--- Records provided Enclosed Below ---

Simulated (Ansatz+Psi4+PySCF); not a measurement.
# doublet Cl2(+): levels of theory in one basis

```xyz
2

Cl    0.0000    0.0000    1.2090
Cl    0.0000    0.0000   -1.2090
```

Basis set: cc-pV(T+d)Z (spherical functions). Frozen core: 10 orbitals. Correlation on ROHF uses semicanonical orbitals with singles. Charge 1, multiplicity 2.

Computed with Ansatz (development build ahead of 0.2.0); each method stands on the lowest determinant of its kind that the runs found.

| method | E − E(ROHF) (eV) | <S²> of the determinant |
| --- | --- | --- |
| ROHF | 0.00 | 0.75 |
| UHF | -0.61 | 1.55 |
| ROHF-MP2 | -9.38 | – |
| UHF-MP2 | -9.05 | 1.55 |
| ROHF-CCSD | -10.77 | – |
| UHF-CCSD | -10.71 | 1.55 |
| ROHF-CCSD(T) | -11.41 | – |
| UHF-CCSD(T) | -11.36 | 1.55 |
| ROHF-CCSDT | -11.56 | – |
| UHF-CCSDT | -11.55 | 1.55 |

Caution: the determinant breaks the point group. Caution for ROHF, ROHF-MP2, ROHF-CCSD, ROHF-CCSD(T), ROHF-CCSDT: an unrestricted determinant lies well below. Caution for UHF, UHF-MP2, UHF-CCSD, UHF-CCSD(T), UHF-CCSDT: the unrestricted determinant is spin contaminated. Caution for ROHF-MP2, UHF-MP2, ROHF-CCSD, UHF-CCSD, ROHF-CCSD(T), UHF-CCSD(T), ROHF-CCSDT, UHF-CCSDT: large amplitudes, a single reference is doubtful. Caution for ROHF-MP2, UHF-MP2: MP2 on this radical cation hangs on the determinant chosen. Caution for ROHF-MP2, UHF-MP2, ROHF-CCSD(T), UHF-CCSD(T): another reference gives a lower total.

--- End of Enclosed Records provided ---

:: Exercise ::
Begin with the line that has "-11.36 | 1.55 |" in the listing above and end after the line that has "-11.55 | 1.55 |"; output those lines exactly.

:: Answer box ::
| UHF-CCSD(T) | -11.36 | 1.55 |
| ROHF-CCSDT | -11.56 | – |
| UHF-CCSDT | -11.55 | 1.55 |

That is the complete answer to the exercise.